** Opening Dataset extract block **
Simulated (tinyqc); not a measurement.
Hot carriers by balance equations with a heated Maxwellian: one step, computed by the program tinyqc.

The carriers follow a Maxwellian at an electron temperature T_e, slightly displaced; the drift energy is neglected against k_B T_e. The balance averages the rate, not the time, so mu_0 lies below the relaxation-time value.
** Closing Dataset extract block **

Assignment. Restate each record above word for word.

Written answer.
Simulated (tinyqc); not a measurement.
Hot carriers by balance equations with a heated Maxwellian: one step, computed by the program tinyqc.

The carriers follow a Maxwellian at an electron temperature T_e, slightly displaced; the drift energy is neglected against k_B T_e. The balance averages the rate, not the time, so mu_0 lies below the relaxation-time value.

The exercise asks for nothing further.